**Source material:**
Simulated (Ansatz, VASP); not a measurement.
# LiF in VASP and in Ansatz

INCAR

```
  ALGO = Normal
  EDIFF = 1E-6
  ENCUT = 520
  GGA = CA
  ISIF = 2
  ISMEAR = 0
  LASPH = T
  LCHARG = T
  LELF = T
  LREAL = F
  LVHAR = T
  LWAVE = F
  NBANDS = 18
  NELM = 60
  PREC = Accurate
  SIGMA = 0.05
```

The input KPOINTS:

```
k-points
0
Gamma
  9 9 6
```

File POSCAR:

**Assigned task:** Reproduce all of the material above word for word.

**Expected answer:**
Simulated (Ansatz, VASP); not a measurement.
# LiF in VASP and in Ansatz

INCAR

```
  ALGO = Normal
  EDIFF = 1E-6
  ENCUT = 520
  GGA = CA
  ISIF = 2
  ISMEAR = 0
  LASPH = T
  LCHARG = T
  LELF = T
  LREAL = F
  LVHAR = T
  LWAVE = F
  NBANDS = 18
  NELM = 60
  PREC = Accurate
  SIGMA = 0.05
```

The input KPOINTS:

```
k-points
0
Gamma
  9 9 6
```

File POSCAR:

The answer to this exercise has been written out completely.